Exercise: Beginning with the first line below, please restate each line exactly, down to and including the line containing "A k mesh can".

=== Begin Enclosure ===

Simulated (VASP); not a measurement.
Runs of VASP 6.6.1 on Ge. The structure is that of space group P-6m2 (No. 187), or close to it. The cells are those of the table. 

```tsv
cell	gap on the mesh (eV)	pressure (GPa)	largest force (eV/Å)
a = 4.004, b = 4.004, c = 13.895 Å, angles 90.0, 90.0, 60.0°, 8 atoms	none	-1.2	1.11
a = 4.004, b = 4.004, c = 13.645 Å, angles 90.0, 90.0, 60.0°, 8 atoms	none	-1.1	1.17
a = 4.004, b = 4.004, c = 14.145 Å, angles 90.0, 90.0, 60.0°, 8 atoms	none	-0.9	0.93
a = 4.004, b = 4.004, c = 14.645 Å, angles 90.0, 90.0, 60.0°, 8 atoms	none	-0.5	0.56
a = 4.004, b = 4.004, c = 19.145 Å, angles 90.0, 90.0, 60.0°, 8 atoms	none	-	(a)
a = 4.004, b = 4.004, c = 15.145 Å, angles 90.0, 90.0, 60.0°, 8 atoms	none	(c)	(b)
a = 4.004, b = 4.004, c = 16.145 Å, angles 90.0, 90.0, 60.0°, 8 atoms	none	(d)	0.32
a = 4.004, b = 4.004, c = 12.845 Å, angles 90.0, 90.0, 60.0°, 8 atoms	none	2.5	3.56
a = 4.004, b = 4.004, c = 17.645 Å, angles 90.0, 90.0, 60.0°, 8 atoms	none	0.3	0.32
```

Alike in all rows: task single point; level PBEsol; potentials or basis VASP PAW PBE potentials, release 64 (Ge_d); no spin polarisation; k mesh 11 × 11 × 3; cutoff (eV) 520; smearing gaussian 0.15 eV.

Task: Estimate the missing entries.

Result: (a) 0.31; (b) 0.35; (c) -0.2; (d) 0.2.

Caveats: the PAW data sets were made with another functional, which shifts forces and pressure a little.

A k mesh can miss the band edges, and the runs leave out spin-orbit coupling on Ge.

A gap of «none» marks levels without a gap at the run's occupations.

=== End Enclosure ===

Worked solution:
Simulated (VASP); not a measurement.
Runs of VASP 6.6.1 on Ge. The structure is that of space group P-6m2 (No. 187), or close to it. The cells are those of the table. 

```tsv
cell	gap on the mesh (eV)	pressure (GPa)	largest force (eV/Å)
a = 4.004, b = 4.004, c = 13.895 Å, angles 90.0, 90.0, 60.0°, 8 atoms	none	-1.2	1.11
a = 4.004, b = 4.004, c = 13.645 Å, angles 90.0, 90.0, 60.0°, 8 atoms	none	-1.1	1.17
a = 4.004, b = 4.004, c = 14.145 Å, angles 90.0, 90.0, 60.0°, 8 atoms	none	-0.9	0.93
a = 4.004, b = 4.004, c = 14.645 Å, angles 90.0, 90.0, 60.0°, 8 atoms	none	-0.5	0.56
a = 4.004, b = 4.004, c = 19.145 Å, angles 90.0, 90.0, 60.0°, 8 atoms	none	-	(a)
a = 4.004, b = 4.004, c = 15.145 Å, angles 90.0, 90.0, 60.0°, 8 atoms	none	(c)	(b)
a = 4.004, b = 4.004, c = 16.145 Å, angles 90.0, 90.0, 60.0°, 8 atoms	none	(d)	0.32
a = 4.004, b = 4.004, c = 12.845 Å, angles 90.0, 90.0, 60.0°, 8 atoms	none	2.5	3.56
a = 4.004, b = 4.004, c = 17.645 Å, angles 90.0, 90.0, 60.0°, 8 atoms	none	0.3	0.32
```

Alike in all rows: task single point; level PBEsol; potentials or basis VASP PAW PBE potentials, release 64 (Ge_d); no spin polarisation; k mesh 11 × 11 × 3; cutoff (eV) 520; smearing gaussian 0.15 eV.

Task: Estimate the missing entries.

Result: (a) 0.31; (b) 0.35; (c) -0.2; (d) 0.2.

Caveats: the PAW data sets were made with another functional, which shifts forces and pressure a little.

A k mesh can miss the band edges, and the runs leave out spin-orbit coupling on Ge.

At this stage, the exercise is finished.